Recorded data:
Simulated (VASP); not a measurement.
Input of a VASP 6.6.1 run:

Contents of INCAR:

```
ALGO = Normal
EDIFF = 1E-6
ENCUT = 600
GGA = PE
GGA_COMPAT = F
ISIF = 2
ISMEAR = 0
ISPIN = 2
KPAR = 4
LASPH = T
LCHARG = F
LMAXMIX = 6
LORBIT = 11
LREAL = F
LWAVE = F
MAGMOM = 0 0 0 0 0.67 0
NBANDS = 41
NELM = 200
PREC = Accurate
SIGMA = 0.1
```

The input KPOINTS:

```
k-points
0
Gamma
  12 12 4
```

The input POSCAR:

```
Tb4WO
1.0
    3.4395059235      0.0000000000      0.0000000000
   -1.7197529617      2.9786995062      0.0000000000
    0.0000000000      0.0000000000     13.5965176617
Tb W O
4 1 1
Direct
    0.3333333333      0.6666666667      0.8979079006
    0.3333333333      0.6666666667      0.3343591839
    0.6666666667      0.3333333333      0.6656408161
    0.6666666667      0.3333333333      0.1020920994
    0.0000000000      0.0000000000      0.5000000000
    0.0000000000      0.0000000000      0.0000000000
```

Work item:
The task calls for all the records above to be repeated exactly.

Answer section:
Simulated (VASP); not a measurement.
Input of a VASP 6.6.1 run:

Contents of INCAR:

```
ALGO = Normal
EDIFF = 1E-6
ENCUT = 600
GGA = PE
GGA_COMPAT = F
ISIF = 2
ISMEAR = 0
ISPIN = 2
KPAR = 4
LASPH = T
LCHARG = F
LMAXMIX = 6
LORBIT = 11
LREAL = F
LWAVE = F
MAGMOM = 0 0 0 0 0.67 0
NBANDS = 41
NELM = 200
PREC = Accurate
SIGMA = 0.1
```

The input KPOINTS:

```
k-points
0
Gamma
  12 12 4
```

The input POSCAR:

```
Tb4WO
1.0
    3.4395059235      0.0000000000      0.0000000000
   -1.7197529617      2.9786995062      0.0000000000
    0.0000000000      0.0000000000     13.5965176617
Tb W O
4 1 1
Direct
    0.3333333333      0.6666666667      0.8979079006
    0.3333333333      0.6666666667      0.3343591839
    0.6666666667      0.3333333333      0.6656408161
    0.6666666667      0.3333333333      0.1020920994
    0.0000000000      0.0000000000      0.5000000000
    0.0000000000      0.0000000000      0.0000000000
```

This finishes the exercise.